Requirement: Print out the full listing below, word for word.

START Dataset records

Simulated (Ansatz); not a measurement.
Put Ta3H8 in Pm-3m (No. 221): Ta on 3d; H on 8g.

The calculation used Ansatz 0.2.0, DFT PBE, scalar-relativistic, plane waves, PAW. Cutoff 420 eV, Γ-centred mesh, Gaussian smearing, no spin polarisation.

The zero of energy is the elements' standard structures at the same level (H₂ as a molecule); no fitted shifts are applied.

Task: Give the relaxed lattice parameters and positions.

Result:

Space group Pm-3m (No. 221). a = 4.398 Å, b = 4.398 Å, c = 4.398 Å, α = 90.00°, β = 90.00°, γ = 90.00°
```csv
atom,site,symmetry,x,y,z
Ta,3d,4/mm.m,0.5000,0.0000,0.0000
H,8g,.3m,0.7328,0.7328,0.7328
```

END Dataset records

Reply:
Simulated (Ansatz); not a measurement.
Put Ta3H8 in Pm-3m (No. 221): Ta on 3d; H on 8g.

The calculation used Ansatz 0.2.0, DFT PBE, scalar-relativistic, plane waves, PAW. Cutoff 420 eV, Γ-centred mesh, Gaussian smearing, no spin polarisation.

The zero of energy is the elements' standard structures at the same level (H₂ as a molecule); no fitted shifts are applied.

Task: Give the relaxed lattice parameters and positions.

Result:

Space group Pm-3m (No. 221). a = 4.398 Å, b = 4.398 Å, c = 4.398 Å, α = 90.00°, β = 90.00°, γ = 90.00°
```csv
atom,site,symmetry,x,y,z
Ta,3d,4/mm.m,0.5000,0.0000,0.0000
H,8g,.3m,0.7328,0.7328,0.7328
```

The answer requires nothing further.